* REQUIREMENT:
This exercise needs the listing below duplicated exactly.

* DATA FOR ANALYSIS:
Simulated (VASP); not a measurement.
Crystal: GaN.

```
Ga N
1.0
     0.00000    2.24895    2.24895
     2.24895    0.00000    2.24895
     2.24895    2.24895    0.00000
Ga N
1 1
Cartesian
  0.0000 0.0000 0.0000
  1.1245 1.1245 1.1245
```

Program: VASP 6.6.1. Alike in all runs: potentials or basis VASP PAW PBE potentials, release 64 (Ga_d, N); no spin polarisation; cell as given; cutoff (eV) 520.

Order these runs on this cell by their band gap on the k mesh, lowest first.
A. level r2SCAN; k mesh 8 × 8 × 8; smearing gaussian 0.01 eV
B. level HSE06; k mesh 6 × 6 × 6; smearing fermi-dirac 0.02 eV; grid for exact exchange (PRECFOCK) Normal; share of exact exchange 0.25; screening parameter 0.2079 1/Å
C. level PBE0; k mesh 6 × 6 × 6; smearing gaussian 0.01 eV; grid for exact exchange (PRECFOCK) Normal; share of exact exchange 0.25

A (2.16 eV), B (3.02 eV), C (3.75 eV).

* TASK RESPONSE:
Simulated (VASP); not a measurement.
Crystal: GaN.

```
Ga N
1.0
     0.00000    2.24895    2.24895
     2.24895    0.00000    2.24895
     2.24895    2.24895    0.00000
Ga N
1 1
Cartesian
  0.0000 0.0000 0.0000
  1.1245 1.1245 1.1245
```

Program: VASP 6.6.1. Alike in all runs: potentials or basis VASP PAW PBE potentials, release 64 (Ga_d, N); no spin polarisation; cell as given; cutoff (eV) 520.

Order these runs on this cell by their band gap on the k mesh, lowest first.
A. level r2SCAN; k mesh 8 × 8 × 8; smearing gaussian 0.01 eV
B. level HSE06; k mesh 6 × 6 × 6; smearing fermi-dirac 0.02 eV; grid for exact exchange (PRECFOCK) Normal; share of exact exchange 0.25; screening parameter 0.2079 1/Å
C. level PBE0; k mesh 6 × 6 × 6; smearing gaussian 0.01 eV; grid for exact exchange (PRECFOCK) Normal; share of exact exchange 0.25

A (2.16 eV), B (3.02 eV), C (3.75 eV).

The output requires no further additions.